Activity: Extract, without alteration, each line from the start of the listing to the line bearing "-0.02 | 0.010 |".

Record set:
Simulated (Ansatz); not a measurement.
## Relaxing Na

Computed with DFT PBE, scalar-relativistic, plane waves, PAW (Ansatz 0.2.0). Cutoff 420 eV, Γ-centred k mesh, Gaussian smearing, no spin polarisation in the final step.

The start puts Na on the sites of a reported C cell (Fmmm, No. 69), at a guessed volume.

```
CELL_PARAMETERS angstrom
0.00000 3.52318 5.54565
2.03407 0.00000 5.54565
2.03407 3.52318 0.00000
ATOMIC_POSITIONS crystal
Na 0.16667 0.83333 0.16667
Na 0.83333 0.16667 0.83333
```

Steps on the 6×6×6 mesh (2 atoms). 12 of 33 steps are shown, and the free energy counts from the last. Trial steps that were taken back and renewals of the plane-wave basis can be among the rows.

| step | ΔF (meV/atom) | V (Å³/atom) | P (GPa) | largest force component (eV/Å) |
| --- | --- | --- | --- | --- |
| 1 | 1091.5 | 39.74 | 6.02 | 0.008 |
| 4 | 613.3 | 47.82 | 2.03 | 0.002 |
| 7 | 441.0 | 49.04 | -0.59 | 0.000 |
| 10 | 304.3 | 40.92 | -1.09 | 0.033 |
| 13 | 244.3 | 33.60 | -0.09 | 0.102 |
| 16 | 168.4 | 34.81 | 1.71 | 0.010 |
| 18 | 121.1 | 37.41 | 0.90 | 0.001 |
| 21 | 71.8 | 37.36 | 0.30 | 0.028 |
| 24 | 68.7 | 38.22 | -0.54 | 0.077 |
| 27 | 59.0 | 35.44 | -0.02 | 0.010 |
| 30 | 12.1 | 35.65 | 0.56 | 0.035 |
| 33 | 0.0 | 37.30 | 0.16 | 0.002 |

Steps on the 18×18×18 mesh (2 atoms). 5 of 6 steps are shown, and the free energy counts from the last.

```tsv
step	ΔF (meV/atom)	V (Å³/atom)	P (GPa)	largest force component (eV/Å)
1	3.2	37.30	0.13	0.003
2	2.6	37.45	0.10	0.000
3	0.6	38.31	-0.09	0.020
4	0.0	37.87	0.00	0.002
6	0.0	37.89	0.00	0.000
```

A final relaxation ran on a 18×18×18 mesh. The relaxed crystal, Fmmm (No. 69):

Expected answer:
Simulated (Ansatz); not a measurement.
## Relaxing Na

Computed with DFT PBE, scalar-relativistic, plane waves, PAW (Ansatz 0.2.0). Cutoff 420 eV, Γ-centred k mesh, Gaussian smearing, no spin polarisation in the final step.

The start puts Na on the sites of a reported C cell (Fmmm, No. 69), at a guessed volume.

```
CELL_PARAMETERS angstrom
0.00000 3.52318 5.54565
2.03407 0.00000 5.54565
2.03407 3.52318 0.00000
ATOMIC_POSITIONS crystal
Na 0.16667 0.83333 0.16667
Na 0.83333 0.16667 0.83333
```

Steps on the 6×6×6 mesh (2 atoms). 12 of 33 steps are shown, and the free energy counts from the last. Trial steps that were taken back and renewals of the plane-wave basis can be among the rows.

| step | ΔF (meV/atom) | V (Å³/atom) | P (GPa) | largest force component (eV/Å) |
| --- | --- | --- | --- | --- |
| 1 | 1091.5 | 39.74 | 6.02 | 0.008 |
| 4 | 613.3 | 47.82 | 2.03 | 0.002 |
| 7 | 441.0 | 49.04 | -0.59 | 0.000 |
| 10 | 304.3 | 40.92 | -1.09 | 0.033 |
| 13 | 244.3 | 33.60 | -0.09 | 0.102 |
| 16 | 168.4 | 34.81 | 1.71 | 0.010 |
| 18 | 121.1 | 37.41 | 0.90 | 0.001 |
| 21 | 71.8 | 37.36 | 0.30 | 0.028 |
| 24 | 68.7 | 38.22 | -0.54 | 0.077 |
| 27 | 59.0 | 35.44 | -0.02 | 0.010 |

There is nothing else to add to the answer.